**Work task:**
Print the records below exactly as they appear.

**Source material:**
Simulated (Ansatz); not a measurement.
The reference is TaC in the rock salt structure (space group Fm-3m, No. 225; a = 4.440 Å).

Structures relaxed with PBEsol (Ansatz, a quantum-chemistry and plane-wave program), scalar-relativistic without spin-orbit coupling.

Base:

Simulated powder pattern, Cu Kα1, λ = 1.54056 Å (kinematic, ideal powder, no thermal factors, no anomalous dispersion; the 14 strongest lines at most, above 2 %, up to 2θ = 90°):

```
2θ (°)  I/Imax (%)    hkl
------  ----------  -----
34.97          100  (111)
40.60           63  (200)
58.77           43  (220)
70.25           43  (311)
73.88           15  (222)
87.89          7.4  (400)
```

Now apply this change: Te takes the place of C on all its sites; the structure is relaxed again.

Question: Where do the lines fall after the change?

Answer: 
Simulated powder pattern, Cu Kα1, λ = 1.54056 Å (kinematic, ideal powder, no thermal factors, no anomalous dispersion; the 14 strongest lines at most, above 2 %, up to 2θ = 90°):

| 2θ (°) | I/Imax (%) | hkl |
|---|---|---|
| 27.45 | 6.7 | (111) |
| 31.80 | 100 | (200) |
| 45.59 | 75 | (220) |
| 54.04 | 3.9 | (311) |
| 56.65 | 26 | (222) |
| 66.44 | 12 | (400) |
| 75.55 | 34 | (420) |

**Response:**
Simulated (Ansatz); not a measurement.
The reference is TaC in the rock salt structure (space group Fm-3m, No. 225; a = 4.440 Å).

Structures relaxed with PBEsol (Ansatz, a quantum-chemistry and plane-wave program), scalar-relativistic without spin-orbit coupling.

Base:

Simulated powder pattern, Cu Kα1, λ = 1.54056 Å (kinematic, ideal powder, no thermal factors, no anomalous dispersion; the 14 strongest lines at most, above 2 %, up to 2θ = 90°):

```
2θ (°)  I/Imax (%)    hkl
------  ----------  -----
34.97          100  (111)
40.60           63  (200)
58.77           43  (220)
70.25           43  (311)
73.88           15  (222)
87.89          7.4  (400)
```

Now apply this change: Te takes the place of C on all its sites; the structure is relaxed again.

Question: Where do the lines fall after the change?

Answer: 
Simulated powder pattern, Cu Kα1, λ = 1.54056 Å (kinematic, ideal powder, no thermal factors, no anomalous dispersion; the 14 strongest lines at most, above 2 %, up to 2θ = 90°):

| 2θ (°) | I/Imax (%) | hkl |
|---|---|---|
| 27.45 | 6.7 | (111) |
| 31.80 | 100 | (200) |
| 45.59 | 75 | (220) |
| 54.04 | 3.9 | (311) |
| 56.65 | 26 | (222) |
| 66.44 | 12 | (400) |
| 75.55 | 34 | (420) |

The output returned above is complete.